> _Exercise_: Repeat the lines below exactly as written, please, from the line with "A: (a) 0.9; (b) 1.35; (c) -0.1." to the line with "A k mesh can", both lines included, and no others.

> _Material provided_:
☆ ☆ ☆ ☆ ☆

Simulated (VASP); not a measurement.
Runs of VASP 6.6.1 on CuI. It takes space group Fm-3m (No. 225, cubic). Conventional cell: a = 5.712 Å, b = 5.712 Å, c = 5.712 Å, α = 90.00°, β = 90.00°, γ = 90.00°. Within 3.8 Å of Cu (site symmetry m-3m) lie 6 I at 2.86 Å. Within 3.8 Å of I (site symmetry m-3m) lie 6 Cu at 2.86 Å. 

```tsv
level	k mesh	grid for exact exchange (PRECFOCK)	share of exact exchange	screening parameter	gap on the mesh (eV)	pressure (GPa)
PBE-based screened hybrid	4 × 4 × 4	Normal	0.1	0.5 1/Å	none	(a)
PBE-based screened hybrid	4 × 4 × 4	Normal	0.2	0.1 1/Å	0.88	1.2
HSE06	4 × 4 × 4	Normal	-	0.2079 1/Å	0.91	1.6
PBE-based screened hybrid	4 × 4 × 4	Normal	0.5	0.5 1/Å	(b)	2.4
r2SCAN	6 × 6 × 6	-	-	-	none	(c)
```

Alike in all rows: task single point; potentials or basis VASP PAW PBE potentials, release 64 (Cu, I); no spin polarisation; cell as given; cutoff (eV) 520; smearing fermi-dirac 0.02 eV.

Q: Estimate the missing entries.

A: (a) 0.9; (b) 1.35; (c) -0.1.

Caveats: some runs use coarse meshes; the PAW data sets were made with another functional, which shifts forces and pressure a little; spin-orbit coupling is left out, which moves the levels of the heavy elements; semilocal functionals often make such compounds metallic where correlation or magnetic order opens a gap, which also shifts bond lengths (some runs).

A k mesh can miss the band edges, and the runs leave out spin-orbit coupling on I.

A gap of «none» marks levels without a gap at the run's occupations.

☆ ☆ ☆ ☆ ☆

> _Task response_:
A: (a) 0.9; (b) 1.35; (c) -0.1.

Caveats: some runs use coarse meshes; the PAW data sets were made with another functional, which shifts forces and pressure a little; spin-orbit coupling is left out, which moves the levels of the heavy elements; semilocal functionals often make such compounds metallic where correlation or magnetic order opens a gap, which also shifts bond lengths (some runs).

A k mesh can miss the band edges, and the runs leave out spin-orbit coupling on I.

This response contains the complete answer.